_EXERCISE_: Up to and including the line with "atom | 17.97 Å³ |", please set down the entries below exactly, starting from the first line.

*** DATA FOR REVIEW Section Begins ***

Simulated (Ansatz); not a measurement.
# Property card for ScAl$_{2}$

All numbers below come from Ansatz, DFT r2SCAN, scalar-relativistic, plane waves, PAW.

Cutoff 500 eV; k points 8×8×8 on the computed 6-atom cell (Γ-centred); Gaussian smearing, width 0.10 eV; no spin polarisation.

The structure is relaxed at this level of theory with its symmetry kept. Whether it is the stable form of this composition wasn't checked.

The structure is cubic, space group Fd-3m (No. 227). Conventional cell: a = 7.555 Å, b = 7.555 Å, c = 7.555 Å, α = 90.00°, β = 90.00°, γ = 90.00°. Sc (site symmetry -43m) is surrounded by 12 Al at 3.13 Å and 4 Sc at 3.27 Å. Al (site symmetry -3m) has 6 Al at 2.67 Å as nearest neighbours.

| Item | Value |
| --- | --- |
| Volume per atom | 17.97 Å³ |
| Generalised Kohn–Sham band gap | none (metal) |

*** DATA FOR REVIEW Section Ends ***

_ANSWER BOX_:
Simulated (Ansatz); not a measurement.
# Property card for ScAl$_{2}$

All numbers below come from Ansatz, DFT r2SCAN, scalar-relativistic, plane waves, PAW.

Cutoff 500 eV; k points 8×8×8 on the computed 6-atom cell (Γ-centred); Gaussian smearing, width 0.10 eV; no spin polarisation.

The structure is relaxed at this level of theory with its symmetry kept. Whether it is the stable form of this composition wasn't checked.

The structure is cubic, space group Fd-3m (No. 227). Conventional cell: a = 7.555 Å, b = 7.555 Å, c = 7.555 Å, α = 90.00°, β = 90.00°, γ = 90.00°. Sc (site symmetry -43m) is surrounded by 12 Al at 3.13 Å and 4 Sc at 3.27 Å. Al (site symmetry -3m) has 6 Al at 2.67 Å as nearest neighbours.

| Item | Value |
| --- | --- |
| Volume per atom | 17.97 Å³ |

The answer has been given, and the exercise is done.